ENTRIES SHOWN:
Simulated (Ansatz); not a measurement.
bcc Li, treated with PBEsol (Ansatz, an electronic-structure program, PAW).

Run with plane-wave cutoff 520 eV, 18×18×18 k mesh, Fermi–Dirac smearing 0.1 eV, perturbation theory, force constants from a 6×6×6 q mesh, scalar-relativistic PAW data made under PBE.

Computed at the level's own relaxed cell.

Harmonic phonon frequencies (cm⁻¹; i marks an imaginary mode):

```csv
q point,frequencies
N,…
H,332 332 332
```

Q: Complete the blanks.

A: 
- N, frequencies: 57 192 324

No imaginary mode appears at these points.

WORK ITEM:
Copy, exactly and only, the lines above that begin with the one containing "bcc Li, treated" and finish with the one containing "- N, frequencies: 57 192 324".

ANSWER SECTION:
bcc Li, treated with PBEsol (Ansatz, an electronic-structure program, PAW).

Run with plane-wave cutoff 520 eV, 18×18×18 k mesh, Fermi–Dirac smearing 0.1 eV, perturbation theory, force constants from a 6×6×6 q mesh, scalar-relativistic PAW data made under PBE.

Computed at the level's own relaxed cell.

Harmonic phonon frequencies (cm⁻¹; i marks an imaginary mode):

```csv
q point,frequencies
N,…
H,332 332 332
```

Q: Complete the blanks.

A: 
- N, frequencies: 57 192 324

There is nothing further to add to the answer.